◆ Work instruction
An exact reproduction of the data below is the required answer.

= = = = = = =

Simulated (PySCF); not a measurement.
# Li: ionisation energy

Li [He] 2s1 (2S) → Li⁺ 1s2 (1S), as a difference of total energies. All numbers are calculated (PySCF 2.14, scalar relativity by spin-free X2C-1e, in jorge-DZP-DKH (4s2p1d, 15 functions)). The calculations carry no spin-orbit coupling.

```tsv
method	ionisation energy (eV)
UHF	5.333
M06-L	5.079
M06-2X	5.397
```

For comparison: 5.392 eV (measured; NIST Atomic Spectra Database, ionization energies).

= = = = = = =

◆ Written response
Simulated (PySCF); not a measurement.
# Li: ionisation energy

Li [He] 2s1 (2S) → Li⁺ 1s2 (1S), as a difference of total energies. All numbers are calculated (PySCF 2.14, scalar relativity by spin-free X2C-1e, in jorge-DZP-DKH (4s2p1d, 15 functions)). The calculations carry no spin-orbit coupling.

```tsv
method	ionisation energy (eV)
UHF	5.333
M06-L	5.079
M06-2X	5.397
```

For comparison: 5.392 eV (measured; NIST Atomic Spectra Database, ionization energies).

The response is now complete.